Requirement → The data below holds a line containing "Figure. CH6HfO3 (SMILES" and a line containing "Geometry: PBE0-D4/def2-TZVP; core"; please quote exactly those two lines and every line between them, and nothing else.

● ● ●

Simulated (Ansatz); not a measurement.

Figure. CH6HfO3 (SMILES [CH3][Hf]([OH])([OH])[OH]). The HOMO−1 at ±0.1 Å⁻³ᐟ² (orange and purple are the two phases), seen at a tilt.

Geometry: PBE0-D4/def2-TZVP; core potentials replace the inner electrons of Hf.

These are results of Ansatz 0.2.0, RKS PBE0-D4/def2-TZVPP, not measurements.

● ● ●

Task output →
Figure. CH6HfO3 (SMILES [CH3][Hf]([OH])([OH])[OH]). The HOMO−1 at ±0.1 Å⁻³ᐟ² (orange and purple are the two phases), seen at a tilt.

Geometry: PBE0-D4/def2-TZVP; core potentials replace the inner electrons of Hf.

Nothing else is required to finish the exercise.